BEGIN Supplied data

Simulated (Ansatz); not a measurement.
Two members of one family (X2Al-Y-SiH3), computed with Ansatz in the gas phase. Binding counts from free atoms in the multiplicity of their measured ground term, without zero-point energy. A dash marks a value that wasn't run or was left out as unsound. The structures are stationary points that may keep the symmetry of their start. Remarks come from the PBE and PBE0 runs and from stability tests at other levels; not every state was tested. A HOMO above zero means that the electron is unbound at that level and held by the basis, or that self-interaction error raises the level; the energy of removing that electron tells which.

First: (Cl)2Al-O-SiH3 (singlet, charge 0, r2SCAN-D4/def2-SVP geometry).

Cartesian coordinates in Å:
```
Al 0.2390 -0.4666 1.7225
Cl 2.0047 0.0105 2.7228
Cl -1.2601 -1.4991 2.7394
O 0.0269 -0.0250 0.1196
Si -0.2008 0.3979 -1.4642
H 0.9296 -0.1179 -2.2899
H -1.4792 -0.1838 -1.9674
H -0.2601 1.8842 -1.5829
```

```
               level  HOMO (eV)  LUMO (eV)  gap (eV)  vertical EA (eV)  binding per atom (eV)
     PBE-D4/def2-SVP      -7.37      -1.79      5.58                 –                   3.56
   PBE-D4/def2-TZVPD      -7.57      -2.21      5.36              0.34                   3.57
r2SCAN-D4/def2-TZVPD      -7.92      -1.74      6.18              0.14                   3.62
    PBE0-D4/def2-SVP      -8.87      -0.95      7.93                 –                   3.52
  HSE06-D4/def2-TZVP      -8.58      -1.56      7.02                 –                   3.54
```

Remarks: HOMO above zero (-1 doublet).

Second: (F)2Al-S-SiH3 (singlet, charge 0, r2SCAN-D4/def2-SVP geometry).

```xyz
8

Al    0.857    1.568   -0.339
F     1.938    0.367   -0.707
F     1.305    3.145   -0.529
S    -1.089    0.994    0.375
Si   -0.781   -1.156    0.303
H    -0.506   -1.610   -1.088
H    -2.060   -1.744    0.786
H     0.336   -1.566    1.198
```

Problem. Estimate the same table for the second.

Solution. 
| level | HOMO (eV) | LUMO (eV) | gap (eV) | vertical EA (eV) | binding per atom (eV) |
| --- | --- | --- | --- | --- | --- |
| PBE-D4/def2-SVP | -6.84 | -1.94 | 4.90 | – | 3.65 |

END Supplied data

> [Activity] Each line from the start of the listing above through the line containing "First: (Cl)2Al-O-SiH3 (singlet, charge" should be copied exactly, please, with no other lines added.

> [Exercise result]
Simulated (Ansatz); not a measurement.
Two members of one family (X2Al-Y-SiH3), computed with Ansatz in the gas phase. Binding counts from free atoms in the multiplicity of their measured ground term, without zero-point energy. A dash marks a value that wasn't run or was left out as unsound. The structures are stationary points that may keep the symmetry of their start. Remarks come from the PBE and PBE0 runs and from stability tests at other levels; not every state was tested. A HOMO above zero means that the electron is unbound at that level and held by the basis, or that self-interaction error raises the level; the energy of removing that electron tells which.

First: (Cl)2Al-O-SiH3 (singlet, charge 0, r2SCAN-D4/def2-SVP geometry).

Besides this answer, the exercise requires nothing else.